Assigned task:
Repeat the material in full. Keep every line exactly as it is.

Information provided:
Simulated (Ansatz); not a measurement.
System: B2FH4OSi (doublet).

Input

Exercise result:
Simulated (Ansatz); not a measurement.
System: B2FH4OSi (doublet).

Input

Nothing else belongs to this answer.